Transcribe the lines from the start of the data below through the line with "which is which.", word for word and nothing more.

(EXTRACTED RECORDS)

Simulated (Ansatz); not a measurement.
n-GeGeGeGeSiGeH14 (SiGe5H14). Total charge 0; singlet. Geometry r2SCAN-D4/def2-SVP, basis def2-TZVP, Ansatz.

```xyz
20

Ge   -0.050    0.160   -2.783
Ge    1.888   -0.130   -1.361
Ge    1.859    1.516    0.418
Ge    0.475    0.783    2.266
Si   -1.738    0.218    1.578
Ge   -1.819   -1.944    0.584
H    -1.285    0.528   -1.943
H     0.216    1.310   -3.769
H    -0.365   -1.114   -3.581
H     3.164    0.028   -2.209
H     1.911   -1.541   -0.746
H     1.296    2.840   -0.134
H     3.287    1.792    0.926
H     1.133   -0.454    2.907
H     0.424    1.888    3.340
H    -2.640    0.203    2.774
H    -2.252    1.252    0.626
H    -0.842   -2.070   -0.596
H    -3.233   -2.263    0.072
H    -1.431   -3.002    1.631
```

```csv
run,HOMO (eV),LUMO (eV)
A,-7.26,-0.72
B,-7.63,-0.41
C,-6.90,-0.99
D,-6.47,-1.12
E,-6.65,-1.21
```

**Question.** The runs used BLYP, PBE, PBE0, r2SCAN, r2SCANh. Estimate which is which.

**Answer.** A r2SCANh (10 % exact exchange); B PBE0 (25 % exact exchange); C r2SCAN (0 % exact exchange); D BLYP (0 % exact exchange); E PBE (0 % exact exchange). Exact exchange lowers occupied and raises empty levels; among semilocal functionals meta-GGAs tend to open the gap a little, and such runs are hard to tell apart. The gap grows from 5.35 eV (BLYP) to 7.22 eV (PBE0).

(End EXTRACTED RECORDS)

PROBLEM SOLUTION
Simulated (Ansatz); not a measurement.
n-GeGeGeGeSiGeH14 (SiGe5H14). Total charge 0; singlet. Geometry r2SCAN-D4/def2-SVP, basis def2-TZVP, Ansatz.

```xyz
20

Ge   -0.050    0.160   -2.783
Ge    1.888   -0.130   -1.361
Ge    1.859    1.516    0.418
Ge    0.475    0.783    2.266
Si   -1.738    0.218    1.578
Ge   -1.819   -1.944    0.584
H    -1.285    0.528   -1.943
H     0.216    1.310   -3.769
H    -0.365   -1.114   -3.581
H     3.164    0.028   -2.209
H     1.911   -1.541   -0.746
H     1.296    2.840   -0.134
H     3.287    1.792    0.926
H     1.133   -0.454    2.907
H     0.424    1.888    3.340
H    -2.640    0.203    2.774
H    -2.252    1.252    0.626
H    -0.842   -2.070   -0.596
H    -3.233   -2.263    0.072
H    -1.431   -3.002    1.631
```

```csv
run,HOMO (eV),LUMO (eV)
A,-7.26,-0.72
B,-7.63,-0.41
C,-6.90,-0.99
D,-6.47,-1.12
E,-6.65,-1.21
```

**Question.** The runs used BLYP, PBE, PBE0, r2SCAN, r2SCANh. Estimate which is which.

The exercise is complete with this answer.